▶ Assignment:
The material must be copied out exactly, line for line.

────────────────────────────────────────
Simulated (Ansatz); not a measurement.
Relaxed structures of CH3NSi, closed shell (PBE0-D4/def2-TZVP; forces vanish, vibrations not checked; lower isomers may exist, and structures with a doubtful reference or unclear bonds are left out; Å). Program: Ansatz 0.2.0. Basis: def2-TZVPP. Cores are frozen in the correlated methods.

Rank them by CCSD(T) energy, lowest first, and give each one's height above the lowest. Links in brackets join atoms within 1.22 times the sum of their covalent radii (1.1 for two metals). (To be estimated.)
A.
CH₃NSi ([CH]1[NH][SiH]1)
────────────────────────────────────────

▶ Problem solution:
Simulated (Ansatz); not a measurement.
Relaxed structures of CH3NSi, closed shell (PBE0-D4/def2-TZVP; forces vanish, vibrations not checked; lower isomers may exist, and structures with a doubtful reference or unclear bonds are left out; Å). Program: Ansatz 0.2.0. Basis: def2-TZVPP. Cores are frozen in the correlated methods.

Rank them by CCSD(T) energy, lowest first, and give each one's height above the lowest. Links in brackets join atoms within 1.22 times the sum of their covalent radii (1.1 for two metals). (To be estimated.)
A.
CH₃NSi ([CH]1[NH][SiH]1)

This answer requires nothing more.